MATERIAL SUPPLIED.
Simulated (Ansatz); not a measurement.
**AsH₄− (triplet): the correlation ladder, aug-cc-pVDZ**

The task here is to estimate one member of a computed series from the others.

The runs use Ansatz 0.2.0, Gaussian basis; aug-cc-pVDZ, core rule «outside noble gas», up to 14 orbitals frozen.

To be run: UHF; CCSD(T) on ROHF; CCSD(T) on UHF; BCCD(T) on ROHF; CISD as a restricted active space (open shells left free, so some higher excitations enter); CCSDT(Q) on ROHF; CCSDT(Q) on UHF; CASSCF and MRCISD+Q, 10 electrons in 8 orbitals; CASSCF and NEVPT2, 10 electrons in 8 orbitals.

EXERCISE.
The complete listing is to be repeated exactly.

WRITTEN RESPONSE.
Simulated (Ansatz); not a measurement.
**AsH₄− (triplet): the correlation ladder, aug-cc-pVDZ**

The task here is to estimate one member of a computed series from the others.

The runs use Ansatz 0.2.0, Gaussian basis; aug-cc-pVDZ, core rule «outside noble gas», up to 14 orbitals frozen.

To be run: UHF; CCSD(T) on ROHF; CCSD(T) on UHF; BCCD(T) on ROHF; CISD as a restricted active space (open shells left free, so some higher excitations enter); CCSDT(Q) on ROHF; CCSDT(Q) on UHF; CASSCF and MRCISD+Q, 10 electrons in 8 orbitals; CASSCF and NEVPT2, 10 electrons in 8 orbitals.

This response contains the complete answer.